■ **Required action**
What do the lines from the top of the data through the line with "Two members of" say? Quote them exactly and include both ends.

■ **Information supplied**
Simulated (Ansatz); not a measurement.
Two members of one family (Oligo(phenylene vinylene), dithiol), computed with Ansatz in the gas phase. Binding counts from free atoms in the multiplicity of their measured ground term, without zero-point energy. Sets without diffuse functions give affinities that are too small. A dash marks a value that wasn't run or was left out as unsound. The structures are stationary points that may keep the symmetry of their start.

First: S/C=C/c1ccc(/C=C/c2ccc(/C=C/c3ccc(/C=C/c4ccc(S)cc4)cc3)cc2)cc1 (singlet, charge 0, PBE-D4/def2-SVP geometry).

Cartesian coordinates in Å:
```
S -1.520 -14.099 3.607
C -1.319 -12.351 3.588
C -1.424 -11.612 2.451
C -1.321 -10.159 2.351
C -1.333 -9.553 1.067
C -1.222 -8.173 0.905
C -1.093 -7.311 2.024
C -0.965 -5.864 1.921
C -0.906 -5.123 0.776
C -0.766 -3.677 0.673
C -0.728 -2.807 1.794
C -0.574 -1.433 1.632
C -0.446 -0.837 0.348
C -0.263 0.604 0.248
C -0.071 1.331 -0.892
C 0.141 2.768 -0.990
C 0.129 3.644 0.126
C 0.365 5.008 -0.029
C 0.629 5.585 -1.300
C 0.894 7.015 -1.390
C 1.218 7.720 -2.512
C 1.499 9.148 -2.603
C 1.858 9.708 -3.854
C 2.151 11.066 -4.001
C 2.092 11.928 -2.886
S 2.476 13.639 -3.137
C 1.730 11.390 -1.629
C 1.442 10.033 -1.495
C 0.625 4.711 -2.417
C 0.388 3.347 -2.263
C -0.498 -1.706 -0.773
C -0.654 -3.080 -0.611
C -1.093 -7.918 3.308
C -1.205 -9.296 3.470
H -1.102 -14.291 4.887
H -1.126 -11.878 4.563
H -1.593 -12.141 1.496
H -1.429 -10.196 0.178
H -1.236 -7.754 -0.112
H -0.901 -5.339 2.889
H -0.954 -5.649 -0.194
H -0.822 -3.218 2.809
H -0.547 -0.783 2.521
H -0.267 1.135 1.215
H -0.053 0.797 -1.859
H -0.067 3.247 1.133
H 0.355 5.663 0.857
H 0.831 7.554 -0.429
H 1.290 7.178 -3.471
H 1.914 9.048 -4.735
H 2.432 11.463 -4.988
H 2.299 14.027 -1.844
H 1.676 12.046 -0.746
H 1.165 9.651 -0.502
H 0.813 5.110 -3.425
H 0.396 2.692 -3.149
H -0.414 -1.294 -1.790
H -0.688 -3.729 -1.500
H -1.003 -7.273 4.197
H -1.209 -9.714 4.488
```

■ **Answer box**
Simulated (Ansatz); not a measurement.
Two members of one family (Oligo(phenylene vinylene), dithiol), computed with Ansatz in the gas phase. Binding counts from free atoms in the multiplicity of their measured ground term, without zero-point energy. Sets without diffuse functions give affinities that are too small. A dash marks a value that wasn't run or was left out as unsound. The structures are stationary points that may keep the symmetry of their start.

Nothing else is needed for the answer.